■ **LISTED ENTRIES**:
════
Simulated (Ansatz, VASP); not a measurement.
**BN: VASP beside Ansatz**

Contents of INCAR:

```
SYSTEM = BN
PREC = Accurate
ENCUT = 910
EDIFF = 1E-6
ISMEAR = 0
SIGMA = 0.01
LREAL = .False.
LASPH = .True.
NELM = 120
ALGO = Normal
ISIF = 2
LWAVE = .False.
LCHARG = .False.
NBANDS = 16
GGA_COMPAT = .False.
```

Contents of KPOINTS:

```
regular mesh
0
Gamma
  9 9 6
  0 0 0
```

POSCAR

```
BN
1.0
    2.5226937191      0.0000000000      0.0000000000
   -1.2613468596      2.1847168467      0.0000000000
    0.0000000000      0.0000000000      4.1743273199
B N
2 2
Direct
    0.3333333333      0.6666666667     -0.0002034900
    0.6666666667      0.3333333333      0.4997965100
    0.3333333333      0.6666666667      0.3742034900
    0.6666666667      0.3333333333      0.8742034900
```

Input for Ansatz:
════

■ **TASK ITEM**:
Write the records above out again precisely.

■ **EXERCISE RESPONSE**:
Simulated (Ansatz, VASP); not a measurement.
**BN: VASP beside Ansatz**

Contents of INCAR:

```
SYSTEM = BN
PREC = Accurate
ENCUT = 910
EDIFF = 1E-6
ISMEAR = 0
SIGMA = 0.01
LREAL = .False.
LASPH = .True.
NELM = 120
ALGO = Normal
ISIF = 2
LWAVE = .False.
LCHARG = .False.
NBANDS = 16
GGA_COMPAT = .False.
```

Contents of KPOINTS:

```
regular mesh
0
Gamma
  9 9 6
  0 0 0
```

POSCAR

```
BN
1.0
    2.5226937191      0.0000000000      0.0000000000
   -1.2613468596      2.1847168467      0.0000000000
    0.0000000000      0.0000000000      4.1743273199
B N
2 2
Direct
    0.3333333333      0.6666666667     -0.0002034900
    0.6666666667      0.3333333333      0.4997965100
    0.3333333333      0.6666666667      0.3742034900
    0.6666666667      0.3333333333      0.8742034900
```

Input for Ansatz:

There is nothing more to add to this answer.